=== Begin Enclosure ===

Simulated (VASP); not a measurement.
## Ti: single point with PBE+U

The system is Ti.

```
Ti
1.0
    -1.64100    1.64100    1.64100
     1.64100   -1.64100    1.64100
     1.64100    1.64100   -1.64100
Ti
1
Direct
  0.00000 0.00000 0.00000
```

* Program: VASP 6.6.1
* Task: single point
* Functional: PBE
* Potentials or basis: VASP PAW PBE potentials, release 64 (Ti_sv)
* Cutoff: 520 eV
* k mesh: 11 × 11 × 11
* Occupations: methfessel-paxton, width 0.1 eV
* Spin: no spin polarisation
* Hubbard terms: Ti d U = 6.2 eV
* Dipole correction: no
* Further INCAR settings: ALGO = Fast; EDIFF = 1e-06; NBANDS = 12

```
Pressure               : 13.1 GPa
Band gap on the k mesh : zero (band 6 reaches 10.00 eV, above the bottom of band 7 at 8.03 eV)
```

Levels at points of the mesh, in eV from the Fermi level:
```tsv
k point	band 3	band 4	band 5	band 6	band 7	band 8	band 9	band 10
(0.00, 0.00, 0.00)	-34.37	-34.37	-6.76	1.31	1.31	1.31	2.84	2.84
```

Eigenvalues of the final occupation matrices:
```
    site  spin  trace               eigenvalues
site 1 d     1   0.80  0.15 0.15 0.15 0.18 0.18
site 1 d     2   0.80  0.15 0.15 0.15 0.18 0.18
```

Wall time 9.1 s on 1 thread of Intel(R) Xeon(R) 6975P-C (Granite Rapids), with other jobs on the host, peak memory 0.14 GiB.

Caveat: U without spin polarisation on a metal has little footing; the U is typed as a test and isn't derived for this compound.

=== End Enclosure ===

REQUIREMENT: In the entries above, find the line with "Levels at points" and the line with "Wall time 9.1", then set down exactly those two and every line between them, nothing else.

YOUR RESPONSE:
Levels at points of the mesh, in eV from the Fermi level:
```tsv
k point	band 3	band 4	band 5	band 6	band 7	band 8	band 9	band 10
(0.00, 0.00, 0.00)	-34.37	-34.37	-6.76	1.31	1.31	1.31	2.84	2.84
```

Eigenvalues of the final occupation matrices:
```
    site  spin  trace               eigenvalues
site 1 d     1   0.80  0.15 0.15 0.15 0.18 0.18
site 1 d     2   0.80  0.15 0.15 0.15 0.18 0.18
```

Wall time 9.1 s on 1 thread of Intel(R) Xeon(R) 6975P-C (Granite Rapids), with other jobs on the host, peak memory 0.14 GiB.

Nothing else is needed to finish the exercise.